## Assigned task
Start with the first line of the records below. Output each line exactly, ending with the one that contains "- total energy = -17777.28 eV".

★ ★ ★ ★ ★ ★ ★

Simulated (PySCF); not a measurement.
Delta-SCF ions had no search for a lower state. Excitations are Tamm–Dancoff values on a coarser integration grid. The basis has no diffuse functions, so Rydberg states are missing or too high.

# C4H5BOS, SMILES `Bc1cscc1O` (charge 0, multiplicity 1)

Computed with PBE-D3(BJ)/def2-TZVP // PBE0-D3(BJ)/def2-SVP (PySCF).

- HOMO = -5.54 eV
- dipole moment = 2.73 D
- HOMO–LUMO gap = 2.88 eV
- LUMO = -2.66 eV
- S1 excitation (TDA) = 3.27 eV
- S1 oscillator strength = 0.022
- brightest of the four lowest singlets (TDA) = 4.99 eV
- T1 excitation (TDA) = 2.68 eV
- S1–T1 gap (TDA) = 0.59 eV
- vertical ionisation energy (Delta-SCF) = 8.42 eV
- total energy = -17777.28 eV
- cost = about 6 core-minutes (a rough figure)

★ ★ ★ ★ ★ ★ ★

## Task result
Simulated (PySCF); not a measurement.
Delta-SCF ions had no search for a lower state. Excitations are Tamm–Dancoff values on a coarser integration grid. The basis has no diffuse functions, so Rydberg states are missing or too high.

# C4H5BOS, SMILES `Bc1cscc1O` (charge 0, multiplicity 1)

Computed with PBE-D3(BJ)/def2-TZVP // PBE0-D3(BJ)/def2-SVP (PySCF).

- HOMO = -5.54 eV
- dipole moment = 2.73 D
- HOMO–LUMO gap = 2.88 eV
- LUMO = -2.66 eV
- S1 excitation (TDA) = 3.27 eV
- S1 oscillator strength = 0.022
- brightest of the four lowest singlets (TDA) = 4.99 eV
- T1 excitation (TDA) = 2.68 eV
- S1–T1 gap (TDA) = 0.59 eV
- vertical ionisation energy (Delta-SCF) = 8.42 eV
- total energy = -17777.28 eV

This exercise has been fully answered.